**Work item:**
In the listing below, write out exactly each line from the first through the one containing "Ansatz on 4".

╭─ Records shown

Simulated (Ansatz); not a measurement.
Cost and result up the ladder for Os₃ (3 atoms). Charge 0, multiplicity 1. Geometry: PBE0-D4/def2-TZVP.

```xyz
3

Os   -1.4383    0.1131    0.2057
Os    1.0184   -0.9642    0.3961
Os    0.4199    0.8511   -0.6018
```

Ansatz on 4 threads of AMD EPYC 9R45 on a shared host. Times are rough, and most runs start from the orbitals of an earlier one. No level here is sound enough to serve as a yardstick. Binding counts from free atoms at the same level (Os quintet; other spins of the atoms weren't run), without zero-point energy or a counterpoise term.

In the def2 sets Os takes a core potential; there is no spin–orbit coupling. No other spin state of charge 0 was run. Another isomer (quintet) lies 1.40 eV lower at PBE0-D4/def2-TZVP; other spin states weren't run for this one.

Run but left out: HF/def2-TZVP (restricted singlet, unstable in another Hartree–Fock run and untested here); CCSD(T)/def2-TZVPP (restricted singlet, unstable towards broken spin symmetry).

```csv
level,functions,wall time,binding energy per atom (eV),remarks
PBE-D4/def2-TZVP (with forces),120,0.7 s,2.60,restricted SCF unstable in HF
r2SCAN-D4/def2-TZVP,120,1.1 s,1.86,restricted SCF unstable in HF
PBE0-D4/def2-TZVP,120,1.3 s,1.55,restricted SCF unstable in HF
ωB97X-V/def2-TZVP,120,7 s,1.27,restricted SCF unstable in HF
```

╰─

**Task result:**
Simulated (Ansatz); not a measurement.
Cost and result up the ladder for Os₃ (3 atoms). Charge 0, multiplicity 1. Geometry: PBE0-D4/def2-TZVP.

```xyz
3

Os   -1.4383    0.1131    0.2057
Os    1.0184   -0.9642    0.3961
Os    0.4199    0.8511   -0.6018
```

Ansatz on 4 threads of AMD EPYC 9R45 on a shared host. Times are rough, and most runs start from the orbitals of an earlier one. No level here is sound enough to serve as a yardstick. Binding counts from free atoms at the same level (Os quintet; other spins of the atoms weren't run), without zero-point energy or a counterpoise term.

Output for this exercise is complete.